=== Begin Enclosure ===

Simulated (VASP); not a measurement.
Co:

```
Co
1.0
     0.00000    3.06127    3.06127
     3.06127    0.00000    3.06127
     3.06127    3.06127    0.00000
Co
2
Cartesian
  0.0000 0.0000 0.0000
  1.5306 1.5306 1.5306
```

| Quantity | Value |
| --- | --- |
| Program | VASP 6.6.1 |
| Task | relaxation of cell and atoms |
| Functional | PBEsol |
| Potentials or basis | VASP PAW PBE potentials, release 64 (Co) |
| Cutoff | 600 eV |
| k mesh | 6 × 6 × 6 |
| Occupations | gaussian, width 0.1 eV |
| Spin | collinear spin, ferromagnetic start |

=== End Enclosure ===

• Work item: Return the listing above verbatim.

• Exercise response:
Simulated (VASP); not a measurement.
Co:

```
Co
1.0
     0.00000    3.06127    3.06127
     3.06127    0.00000    3.06127
     3.06127    3.06127    0.00000
Co
2
Cartesian
  0.0000 0.0000 0.0000
  1.5306 1.5306 1.5306
```

| Quantity | Value |
| --- | --- |
| Program | VASP 6.6.1 |
| Task | relaxation of cell and atoms |
| Functional | PBEsol |
| Potentials or basis | VASP PAW PBE potentials, release 64 (Co) |
| Cutoff | 600 eV |
| k mesh | 6 × 6 × 6 |
| Occupations | gaussian, width 0.1 eV |
| Spin | collinear spin, ferromagnetic start |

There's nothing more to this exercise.